Activity: Print the lines of the data, starting with the first, up to and including the line where "Torsions of this" appears.

* * * *

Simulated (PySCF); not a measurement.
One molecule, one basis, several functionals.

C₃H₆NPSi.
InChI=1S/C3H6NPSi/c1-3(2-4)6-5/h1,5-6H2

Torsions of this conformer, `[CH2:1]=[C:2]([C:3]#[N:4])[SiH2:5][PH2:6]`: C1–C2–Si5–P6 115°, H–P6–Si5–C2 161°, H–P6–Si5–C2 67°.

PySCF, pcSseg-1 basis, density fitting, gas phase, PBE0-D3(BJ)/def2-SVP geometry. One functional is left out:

* * * *

Response box:
Simulated (PySCF); not a measurement.
One molecule, one basis, several functionals.

C₃H₆NPSi.
InChI=1S/C3H6NPSi/c1-3(2-4)6-5/h1,5-6H2

Torsions of this conformer, `[CH2:1]=[C:2]([C:3]#[N:4])[SiH2:5][PH2:6]`: C1–C2–Si5–P6 115°, H–P6–Si5–C2 161°, H–P6–Si5–C2 67°.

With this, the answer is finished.